REQUIREMENT - Produce an exact copy of all records below.

** Opening PROVIDED RECORDS block **

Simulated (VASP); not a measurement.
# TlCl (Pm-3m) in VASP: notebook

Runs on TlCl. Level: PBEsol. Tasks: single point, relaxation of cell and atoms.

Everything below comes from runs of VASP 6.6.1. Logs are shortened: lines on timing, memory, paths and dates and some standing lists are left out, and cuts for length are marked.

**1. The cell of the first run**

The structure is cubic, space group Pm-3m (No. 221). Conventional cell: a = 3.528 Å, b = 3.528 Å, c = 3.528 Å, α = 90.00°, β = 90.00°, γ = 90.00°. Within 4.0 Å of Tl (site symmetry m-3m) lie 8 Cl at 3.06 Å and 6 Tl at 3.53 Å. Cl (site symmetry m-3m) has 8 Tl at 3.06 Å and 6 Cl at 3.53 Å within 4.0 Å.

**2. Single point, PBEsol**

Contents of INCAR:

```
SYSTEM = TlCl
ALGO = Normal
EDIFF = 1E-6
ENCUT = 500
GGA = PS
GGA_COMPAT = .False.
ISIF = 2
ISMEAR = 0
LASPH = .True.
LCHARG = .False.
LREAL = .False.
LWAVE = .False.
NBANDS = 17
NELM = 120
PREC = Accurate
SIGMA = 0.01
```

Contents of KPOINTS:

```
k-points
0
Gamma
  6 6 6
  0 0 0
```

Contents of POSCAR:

** Closing PROVIDED RECORDS block **

EXERCISE OUTPUT -
Simulated (VASP); not a measurement.
# TlCl (Pm-3m) in VASP: notebook

Runs on TlCl. Level: PBEsol. Tasks: single point, relaxation of cell and atoms.

Everything below comes from runs of VASP 6.6.1. Logs are shortened: lines on timing, memory, paths and dates and some standing lists are left out, and cuts for length are marked.

**1. The cell of the first run**

The structure is cubic, space group Pm-3m (No. 221). Conventional cell: a = 3.528 Å, b = 3.528 Å, c = 3.528 Å, α = 90.00°, β = 90.00°, γ = 90.00°. Within 4.0 Å of Tl (site symmetry m-3m) lie 8 Cl at 3.06 Å and 6 Tl at 3.53 Å. Cl (site symmetry m-3m) has 8 Tl at 3.06 Å and 6 Cl at 3.53 Å within 4.0 Å.

**2. Single point, PBEsol**

Contents of INCAR:

```
SYSTEM = TlCl
ALGO = Normal
EDIFF = 1E-6
ENCUT = 500
GGA = PS
GGA_COMPAT = .False.
ISIF = 2
ISMEAR = 0
LASPH = .True.
LCHARG = .False.
LREAL = .False.
LWAVE = .False.
NBANDS = 17
NELM = 120
PREC = Accurate
SIGMA = 0.01
```

Contents of KPOINTS:

```
k-points
0
Gamma
  6 6 6
  0 0 0
```

Contents of POSCAR:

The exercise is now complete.